REQUIREMENT: Start at the line with "11 × 11 × 11" in the records below, stop at the line with "Question: How do", and return every line in that span exactly, the two end lines included.

EXTRACTED RECORDS:
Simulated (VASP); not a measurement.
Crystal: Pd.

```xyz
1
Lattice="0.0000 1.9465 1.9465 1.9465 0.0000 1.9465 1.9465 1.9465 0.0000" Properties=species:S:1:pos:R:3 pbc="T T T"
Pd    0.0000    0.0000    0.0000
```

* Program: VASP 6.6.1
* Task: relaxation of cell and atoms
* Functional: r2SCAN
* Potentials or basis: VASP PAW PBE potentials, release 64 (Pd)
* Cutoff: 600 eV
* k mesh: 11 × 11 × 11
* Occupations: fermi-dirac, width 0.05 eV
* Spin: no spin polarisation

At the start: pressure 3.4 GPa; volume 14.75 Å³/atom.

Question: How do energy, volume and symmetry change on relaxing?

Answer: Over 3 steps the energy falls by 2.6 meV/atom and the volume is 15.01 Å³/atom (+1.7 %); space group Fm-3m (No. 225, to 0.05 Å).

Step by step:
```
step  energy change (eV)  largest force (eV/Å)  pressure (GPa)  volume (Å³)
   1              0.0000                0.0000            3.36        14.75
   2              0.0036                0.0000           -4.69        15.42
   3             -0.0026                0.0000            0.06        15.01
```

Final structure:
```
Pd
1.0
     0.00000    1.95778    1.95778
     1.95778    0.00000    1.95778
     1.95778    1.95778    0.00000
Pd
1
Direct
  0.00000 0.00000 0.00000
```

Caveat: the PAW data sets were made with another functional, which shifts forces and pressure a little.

EXERCISE RESPONSE:
* k mesh: 11 × 11 × 11
* Occupations: fermi-dirac, width 0.05 eV
* Spin: no spin polarisation

At the start: pressure 3.4 GPa; volume 14.75 Å³/atom.

Question: How do energy, volume and symmetry change on relaxing?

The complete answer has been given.